Entries supplied:
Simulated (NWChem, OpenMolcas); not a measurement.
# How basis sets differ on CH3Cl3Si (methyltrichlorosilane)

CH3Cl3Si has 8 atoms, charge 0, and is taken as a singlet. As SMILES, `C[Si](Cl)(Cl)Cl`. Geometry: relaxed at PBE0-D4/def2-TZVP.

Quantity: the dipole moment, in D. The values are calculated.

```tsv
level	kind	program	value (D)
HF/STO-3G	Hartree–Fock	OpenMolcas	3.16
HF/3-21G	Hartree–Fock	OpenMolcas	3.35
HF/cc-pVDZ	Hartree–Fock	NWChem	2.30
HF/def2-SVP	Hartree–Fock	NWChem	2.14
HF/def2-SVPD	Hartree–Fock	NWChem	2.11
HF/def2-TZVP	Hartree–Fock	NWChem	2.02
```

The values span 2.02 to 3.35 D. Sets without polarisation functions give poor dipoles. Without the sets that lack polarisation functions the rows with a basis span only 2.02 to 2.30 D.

Work request: Write all the records out again. Nothing may differ from the original.

Your solution:
Simulated (NWChem, OpenMolcas); not a measurement.
# How basis sets differ on CH3Cl3Si (methyltrichlorosilane)

CH3Cl3Si has 8 atoms, charge 0, and is taken as a singlet. As SMILES, `C[Si](Cl)(Cl)Cl`. Geometry: relaxed at PBE0-D4/def2-TZVP.

Quantity: the dipole moment, in D. The values are calculated.

```tsv
level	kind	program	value (D)
HF/STO-3G	Hartree–Fock	OpenMolcas	3.16
HF/3-21G	Hartree–Fock	OpenMolcas	3.35
HF/cc-pVDZ	Hartree–Fock	NWChem	2.30
HF/def2-SVP	Hartree–Fock	NWChem	2.14
HF/def2-SVPD	Hartree–Fock	NWChem	2.11
HF/def2-TZVP	Hartree–Fock	NWChem	2.02
```

The values span 2.02 to 3.35 D. Sets without polarisation functions give poor dipoles. Without the sets that lack polarisation functions the rows with a basis span only 2.02 to 2.30 D.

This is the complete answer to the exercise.